╭─ Study material

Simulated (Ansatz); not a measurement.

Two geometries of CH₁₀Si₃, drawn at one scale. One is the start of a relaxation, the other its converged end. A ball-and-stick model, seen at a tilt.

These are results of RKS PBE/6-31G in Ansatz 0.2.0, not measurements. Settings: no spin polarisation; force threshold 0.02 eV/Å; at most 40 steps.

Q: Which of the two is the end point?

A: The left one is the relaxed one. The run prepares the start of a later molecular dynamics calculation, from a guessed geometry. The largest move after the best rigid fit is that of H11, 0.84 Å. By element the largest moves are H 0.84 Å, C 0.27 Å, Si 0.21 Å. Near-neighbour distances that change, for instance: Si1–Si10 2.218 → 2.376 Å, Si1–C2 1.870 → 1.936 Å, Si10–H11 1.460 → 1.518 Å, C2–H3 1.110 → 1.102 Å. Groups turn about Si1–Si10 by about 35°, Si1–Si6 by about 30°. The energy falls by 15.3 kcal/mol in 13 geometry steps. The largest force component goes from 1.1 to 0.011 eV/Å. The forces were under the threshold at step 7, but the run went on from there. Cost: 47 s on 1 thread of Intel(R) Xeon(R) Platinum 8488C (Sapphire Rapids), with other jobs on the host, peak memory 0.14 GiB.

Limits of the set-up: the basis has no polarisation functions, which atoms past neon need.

╰─

Requirement :: Could you return exactly the stretch of the data above that starts at the line with "Q: Which of the two is the end point?" and ends at the line with "A: The left", both lines included?

Exercise result ::
Q: Which of the two is the end point?

A: The left one is the relaxed one. The run prepares the start of a later molecular dynamics calculation, from a guessed geometry. The largest move after the best rigid fit is that of H11, 0.84 Å. By element the largest moves are H 0.84 Å, C 0.27 Å, Si 0.21 Å. Near-neighbour distances that change, for instance: Si1–Si10 2.218 → 2.376 Å, Si1–C2 1.870 → 1.936 Å, Si10–H11 1.460 → 1.518 Å, C2–H3 1.110 → 1.102 Å. Groups turn about Si1–Si10 by about 35°, Si1–Si6 by about 30°. The energy falls by 15.3 kcal/mol in 13 geometry steps. The largest force component goes from 1.1 to 0.011 eV/Å. The forces were under the threshold at step 7, but the run went on from there. Cost: 47 s on 1 thread of Intel(R) Xeon(R) Platinum 8488C (Sapphire Rapids), with other jobs on the host, peak memory 0.14 GiB.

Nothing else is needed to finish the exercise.